## PROVIDED DATA
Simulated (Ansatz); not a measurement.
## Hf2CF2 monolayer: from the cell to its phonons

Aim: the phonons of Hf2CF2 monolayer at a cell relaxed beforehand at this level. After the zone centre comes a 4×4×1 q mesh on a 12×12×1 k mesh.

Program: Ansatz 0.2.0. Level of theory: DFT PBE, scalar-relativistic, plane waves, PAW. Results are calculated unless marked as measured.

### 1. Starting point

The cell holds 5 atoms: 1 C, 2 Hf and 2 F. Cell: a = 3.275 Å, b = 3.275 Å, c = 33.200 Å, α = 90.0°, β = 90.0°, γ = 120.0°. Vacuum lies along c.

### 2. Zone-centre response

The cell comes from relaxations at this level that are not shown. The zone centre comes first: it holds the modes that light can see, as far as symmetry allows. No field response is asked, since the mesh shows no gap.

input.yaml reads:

## ASSIGNED TASK
Only the data above, repeated exactly, should make up the reply.

## ANSWER BOX
Simulated (Ansatz); not a measurement.
## Hf2CF2 monolayer: from the cell to its phonons

Aim: the phonons of Hf2CF2 monolayer at a cell relaxed beforehand at this level. After the zone centre comes a 4×4×1 q mesh on a 12×12×1 k mesh.

Program: Ansatz 0.2.0. Level of theory: DFT PBE, scalar-relativistic, plane waves, PAW. Results are calculated unless marked as measured.

### 1. Starting point

The cell holds 5 atoms: 1 C, 2 Hf and 2 F. Cell: a = 3.275 Å, b = 3.275 Å, c = 33.200 Å, α = 90.0°, β = 90.0°, γ = 120.0°. Vacuum lies along c.

### 2. Zone-centre response

The cell comes from relaxations at this level that are not shown. The zone centre comes first: it holds the modes that light can see, as far as symmetry allows. No field response is asked, since the mesh shows no gap.

input.yaml reads:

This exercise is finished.